=== Work instruction ===
Write out the lines from the top of the material through the line with "Gas-phase electronic energies", exactly and with nothing added.

=== Given information ===
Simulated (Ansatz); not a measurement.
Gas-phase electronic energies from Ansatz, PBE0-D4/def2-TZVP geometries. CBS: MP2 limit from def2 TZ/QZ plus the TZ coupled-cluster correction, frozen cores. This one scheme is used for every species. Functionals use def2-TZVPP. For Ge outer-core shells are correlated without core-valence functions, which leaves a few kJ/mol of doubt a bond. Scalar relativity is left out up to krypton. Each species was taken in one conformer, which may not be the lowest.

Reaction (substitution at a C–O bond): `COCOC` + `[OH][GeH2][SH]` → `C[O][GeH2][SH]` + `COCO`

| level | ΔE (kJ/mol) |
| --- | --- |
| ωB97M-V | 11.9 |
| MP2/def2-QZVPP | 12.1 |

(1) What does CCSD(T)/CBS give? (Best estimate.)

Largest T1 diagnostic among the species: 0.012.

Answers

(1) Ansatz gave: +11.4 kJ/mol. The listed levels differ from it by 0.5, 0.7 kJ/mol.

=== Problem solution ===
Simulated (Ansatz); not a measurement.
Gas-phase electronic energies from Ansatz, PBE0-D4/def2-TZVP geometries. CBS: MP2 limit from def2 TZ/QZ plus the TZ coupled-cluster correction, frozen cores. This one scheme is used for every species. Functionals use def2-TZVPP. For Ge outer-core shells are correlated without core-valence functions, which leaves a few kJ/mol of doubt a bond. Scalar relativity is left out up to krypton. Each species was taken in one conformer, which may not be the lowest.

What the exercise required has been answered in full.